**Task item**
The records below are to be retyped in full, without any alteration.

**Data extract**
►
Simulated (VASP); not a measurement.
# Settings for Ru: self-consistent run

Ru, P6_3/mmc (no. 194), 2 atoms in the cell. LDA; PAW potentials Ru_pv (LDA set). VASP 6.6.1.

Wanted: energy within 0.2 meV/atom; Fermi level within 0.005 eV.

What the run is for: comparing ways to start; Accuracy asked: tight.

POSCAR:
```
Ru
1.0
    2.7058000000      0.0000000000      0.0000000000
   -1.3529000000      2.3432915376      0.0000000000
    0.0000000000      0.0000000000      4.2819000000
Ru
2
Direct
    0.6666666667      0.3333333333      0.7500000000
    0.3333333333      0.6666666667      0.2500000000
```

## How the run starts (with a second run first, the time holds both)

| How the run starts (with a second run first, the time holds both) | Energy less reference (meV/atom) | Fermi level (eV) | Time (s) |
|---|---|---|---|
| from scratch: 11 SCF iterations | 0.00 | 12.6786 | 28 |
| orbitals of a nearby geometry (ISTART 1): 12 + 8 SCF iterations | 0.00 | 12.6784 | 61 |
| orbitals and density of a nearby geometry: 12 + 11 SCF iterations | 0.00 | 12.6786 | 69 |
◄

**Response**
Simulated (VASP); not a measurement.
# Settings for Ru: self-consistent run

Ru, P6_3/mmc (no. 194), 2 atoms in the cell. LDA; PAW potentials Ru_pv (LDA set). VASP 6.6.1.

Wanted: energy within 0.2 meV/atom; Fermi level within 0.005 eV.

What the run is for: comparing ways to start; Accuracy asked: tight.

POSCAR:
```
Ru
1.0
    2.7058000000      0.0000000000      0.0000000000
   -1.3529000000      2.3432915376      0.0000000000
    0.0000000000      0.0000000000      4.2819000000
Ru
2
Direct
    0.6666666667      0.3333333333      0.7500000000
    0.3333333333      0.6666666667      0.2500000000
```

## How the run starts (with a second run first, the time holds both)

| How the run starts (with a second run first, the time holds both) | Energy less reference (meV/atom) | Fermi level (eV) | Time (s) |
|---|---|---|---|
| from scratch: 11 SCF iterations | 0.00 | 12.6786 | 28 |
| orbitals of a nearby geometry (ISTART 1): 12 + 8 SCF iterations | 0.00 | 12.6784 | 61 |
| orbitals and density of a nearby geometry: 12 + 11 SCF iterations | 0.00 | 12.6786 | 69 |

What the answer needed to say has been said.